WORK ITEM: Copy the listing that follows, line for line, without a single difference.

····················

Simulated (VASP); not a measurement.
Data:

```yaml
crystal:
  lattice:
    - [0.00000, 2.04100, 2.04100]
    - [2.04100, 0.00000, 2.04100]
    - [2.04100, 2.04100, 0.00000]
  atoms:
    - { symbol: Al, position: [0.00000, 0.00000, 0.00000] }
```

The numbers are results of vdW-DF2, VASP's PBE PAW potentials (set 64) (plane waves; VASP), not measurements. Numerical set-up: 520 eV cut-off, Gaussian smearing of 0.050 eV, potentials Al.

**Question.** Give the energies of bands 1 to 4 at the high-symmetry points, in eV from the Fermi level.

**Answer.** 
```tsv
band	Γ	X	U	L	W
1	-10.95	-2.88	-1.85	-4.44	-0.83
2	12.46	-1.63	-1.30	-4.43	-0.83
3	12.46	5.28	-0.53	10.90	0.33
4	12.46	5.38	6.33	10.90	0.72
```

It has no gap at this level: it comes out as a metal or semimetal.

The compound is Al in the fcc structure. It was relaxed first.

····················

SOLUTION:
Simulated (VASP); not a measurement.
Data:

```yaml
crystal:
  lattice:
    - [0.00000, 2.04100, 2.04100]
    - [2.04100, 0.00000, 2.04100]
    - [2.04100, 2.04100, 0.00000]
  atoms:
    - { symbol: Al, position: [0.00000, 0.00000, 0.00000] }
```

The numbers are results of vdW-DF2, VASP's PBE PAW potentials (set 64) (plane waves; VASP), not measurements. Numerical set-up: 520 eV cut-off, Gaussian smearing of 0.050 eV, potentials Al.

**Question.** Give the energies of bands 1 to 4 at the high-symmetry points, in eV from the Fermi level.

**Answer.** 
```tsv
band	Γ	X	U	L	W
1	-10.95	-2.88	-1.85	-4.44	-0.83
2	12.46	-1.63	-1.30	-4.43	-0.83
3	12.46	5.28	-0.53	10.90	0.33
4	12.46	5.38	6.33	10.90	0.72
```

It has no gap at this level: it comes out as a metal or semimetal.

The compound is Al in the fcc structure. It was relaxed first.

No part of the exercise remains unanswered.